____________________

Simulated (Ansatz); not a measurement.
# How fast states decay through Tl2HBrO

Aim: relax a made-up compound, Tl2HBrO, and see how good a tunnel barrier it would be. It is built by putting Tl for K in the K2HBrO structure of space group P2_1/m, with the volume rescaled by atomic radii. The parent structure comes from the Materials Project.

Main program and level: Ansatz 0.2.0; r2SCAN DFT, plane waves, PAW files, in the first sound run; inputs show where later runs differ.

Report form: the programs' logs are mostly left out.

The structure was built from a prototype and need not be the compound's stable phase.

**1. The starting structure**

____________________

■ **Work order**: Please give back all of the material above exactly as it was written.

■ **Response**:
Simulated (Ansatz); not a measurement.
# How fast states decay through Tl2HBrO

Aim: relax a made-up compound, Tl2HBrO, and see how good a tunnel barrier it would be. It is built by putting Tl for K in the K2HBrO structure of space group P2_1/m, with the volume rescaled by atomic radii. The parent structure comes from the Materials Project.

Main program and level: Ansatz 0.2.0; r2SCAN DFT, plane waves, PAW files, in the first sound run; inputs show where later runs differ.

Report form: the programs' logs are mostly left out.

The structure was built from a prototype and need not be the compound's stable phase.

**1. The starting structure**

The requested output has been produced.